▸ Assigned task
Print the data once more, exactly as supplied.

▸ Recorded information
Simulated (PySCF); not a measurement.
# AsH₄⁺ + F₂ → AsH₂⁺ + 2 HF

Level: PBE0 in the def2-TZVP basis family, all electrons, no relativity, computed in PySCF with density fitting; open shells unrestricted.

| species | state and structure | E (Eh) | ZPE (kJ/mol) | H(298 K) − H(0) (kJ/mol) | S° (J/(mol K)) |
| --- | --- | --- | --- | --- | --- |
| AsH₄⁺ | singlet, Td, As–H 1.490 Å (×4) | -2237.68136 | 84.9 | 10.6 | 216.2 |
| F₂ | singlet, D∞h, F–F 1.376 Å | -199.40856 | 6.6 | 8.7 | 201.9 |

▸ Exercise answer
Simulated (PySCF); not a measurement.
# AsH₄⁺ + F₂ → AsH₂⁺ + 2 HF

Level: PBE0 in the def2-TZVP basis family, all electrons, no relativity, computed in PySCF with density fitting; open shells unrestricted.

| species | state and structure | E (Eh) | ZPE (kJ/mol) | H(298 K) − H(0) (kJ/mol) | S° (J/(mol K)) |
| --- | --- | --- | --- | --- | --- |
| AsH₄⁺ | singlet, Td, As–H 1.490 Å (×4) | -2237.68136 | 84.9 | 10.6 | 216.2 |
| F₂ | singlet, D∞h, F–F 1.376 Å | -199.40856 | 6.6 | 8.7 | 201.9 |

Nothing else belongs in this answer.